»»

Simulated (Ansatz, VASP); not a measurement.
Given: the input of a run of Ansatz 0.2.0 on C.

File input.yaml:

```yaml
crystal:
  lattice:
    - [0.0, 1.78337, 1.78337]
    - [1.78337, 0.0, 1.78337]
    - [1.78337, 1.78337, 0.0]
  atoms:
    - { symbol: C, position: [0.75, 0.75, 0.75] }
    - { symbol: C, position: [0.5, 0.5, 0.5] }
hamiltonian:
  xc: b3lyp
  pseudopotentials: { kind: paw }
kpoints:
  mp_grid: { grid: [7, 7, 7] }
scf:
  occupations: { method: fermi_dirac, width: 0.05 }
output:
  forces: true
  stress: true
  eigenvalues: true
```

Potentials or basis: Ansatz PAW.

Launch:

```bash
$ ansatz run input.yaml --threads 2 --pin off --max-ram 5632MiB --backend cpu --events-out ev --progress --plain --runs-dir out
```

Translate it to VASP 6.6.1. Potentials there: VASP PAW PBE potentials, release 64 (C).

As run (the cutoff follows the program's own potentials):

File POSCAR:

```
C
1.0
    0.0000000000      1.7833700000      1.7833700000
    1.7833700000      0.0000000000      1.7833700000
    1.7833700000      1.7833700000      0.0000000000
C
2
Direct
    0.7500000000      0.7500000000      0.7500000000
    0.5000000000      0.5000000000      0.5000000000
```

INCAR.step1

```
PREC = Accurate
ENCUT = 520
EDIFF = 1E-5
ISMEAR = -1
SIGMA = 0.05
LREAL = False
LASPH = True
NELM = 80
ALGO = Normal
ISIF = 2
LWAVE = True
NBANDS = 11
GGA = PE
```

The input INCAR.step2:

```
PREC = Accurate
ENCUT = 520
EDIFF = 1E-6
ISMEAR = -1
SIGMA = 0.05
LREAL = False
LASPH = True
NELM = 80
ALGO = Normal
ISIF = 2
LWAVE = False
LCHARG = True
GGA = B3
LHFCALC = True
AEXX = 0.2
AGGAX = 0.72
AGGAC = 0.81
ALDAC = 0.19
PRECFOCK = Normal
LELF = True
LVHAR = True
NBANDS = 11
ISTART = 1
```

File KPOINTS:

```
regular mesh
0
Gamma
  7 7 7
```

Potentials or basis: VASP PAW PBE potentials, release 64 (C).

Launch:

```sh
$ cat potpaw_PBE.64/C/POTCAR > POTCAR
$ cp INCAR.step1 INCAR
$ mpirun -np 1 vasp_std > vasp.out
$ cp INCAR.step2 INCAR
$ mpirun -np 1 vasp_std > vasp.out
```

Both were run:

««

Only an exact copy of the lines from the beginning of the listing through the line with "Potentials or basis: Ansatz PAW.", both included, belongs in the answer.

Exercise solution:
Simulated (Ansatz, VASP); not a measurement.
Given: the input of a run of Ansatz 0.2.0 on C.

File input.yaml:

```yaml
crystal:
  lattice:
    - [0.0, 1.78337, 1.78337]
    - [1.78337, 0.0, 1.78337]
    - [1.78337, 1.78337, 0.0]
  atoms:
    - { symbol: C, position: [0.75, 0.75, 0.75] }
    - { symbol: C, position: [0.5, 0.5, 0.5] }
hamiltonian:
  xc: b3lyp
  pseudopotentials: { kind: paw }
kpoints:
  mp_grid: { grid: [7, 7, 7] }
scf:
  occupations: { method: fermi_dirac, width: 0.05 }
output:
  forces: true
  stress: true
  eigenvalues: true
```

Potentials or basis: Ansatz PAW.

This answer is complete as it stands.